* EXTRACTED RECORDS:
Segment Open
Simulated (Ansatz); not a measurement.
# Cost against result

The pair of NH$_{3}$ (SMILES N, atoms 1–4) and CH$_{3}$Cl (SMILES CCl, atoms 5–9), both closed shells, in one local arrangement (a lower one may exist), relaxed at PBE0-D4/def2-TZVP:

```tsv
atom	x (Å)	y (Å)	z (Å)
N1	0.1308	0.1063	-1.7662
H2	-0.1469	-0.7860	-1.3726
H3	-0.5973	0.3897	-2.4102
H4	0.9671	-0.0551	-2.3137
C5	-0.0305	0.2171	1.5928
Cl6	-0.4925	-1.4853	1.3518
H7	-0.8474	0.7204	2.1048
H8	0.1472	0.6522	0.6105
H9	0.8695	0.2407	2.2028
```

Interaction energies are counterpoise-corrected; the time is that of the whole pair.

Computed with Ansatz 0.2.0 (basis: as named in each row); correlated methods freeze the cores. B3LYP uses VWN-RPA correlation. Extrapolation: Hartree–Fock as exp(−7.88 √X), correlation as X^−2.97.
Segment Closed

* ACTIVITY:
Copy exactly the opening line of the material, the line bearing "Interaction energies are", and every line between them. Include nothing else.

* ANSWER SECTION:
Simulated (Ansatz); not a measurement.
# Cost against result

The pair of NH$_{3}$ (SMILES N, atoms 1–4) and CH$_{3}$Cl (SMILES CCl, atoms 5–9), both closed shells, in one local arrangement (a lower one may exist), relaxed at PBE0-D4/def2-TZVP:

```tsv
atom	x (Å)	y (Å)	z (Å)
N1	0.1308	0.1063	-1.7662
H2	-0.1469	-0.7860	-1.3726
H3	-0.5973	0.3897	-2.4102
H4	0.9671	-0.0551	-2.3137
C5	-0.0305	0.2171	1.5928
Cl6	-0.4925	-1.4853	1.3518
H7	-0.8474	0.7204	2.1048
H8	0.1472	0.6522	0.6105
H9	0.8695	0.2407	2.2028
```

Interaction energies are counterpoise-corrected; the time is that of the whole pair.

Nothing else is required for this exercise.